■ ■ ■ ■ ■ ■ ■

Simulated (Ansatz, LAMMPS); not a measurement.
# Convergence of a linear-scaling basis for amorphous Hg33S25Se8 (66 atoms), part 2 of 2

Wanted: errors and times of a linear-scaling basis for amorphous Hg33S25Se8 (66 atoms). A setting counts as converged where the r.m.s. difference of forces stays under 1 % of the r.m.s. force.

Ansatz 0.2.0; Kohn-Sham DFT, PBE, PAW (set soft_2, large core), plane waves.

■ ■ ■ ■ ■ ■ ■

WORK REQUEST: Transcribe the listing in full, keeping every line exact.

RESPONSE BOX:
Simulated (Ansatz, LAMMPS); not a measurement.
# Convergence of a linear-scaling basis for amorphous Hg33S25Se8 (66 atoms), part 2 of 2

Wanted: errors and times of a linear-scaling basis for amorphous Hg33S25Se8 (66 atoms). A setting counts as converged where the r.m.s. difference of forces stays under 1 % of the r.m.s. force.

Ansatz 0.2.0; Kohn-Sham DFT, PBE, PAW (set soft_2, large core), plane waves.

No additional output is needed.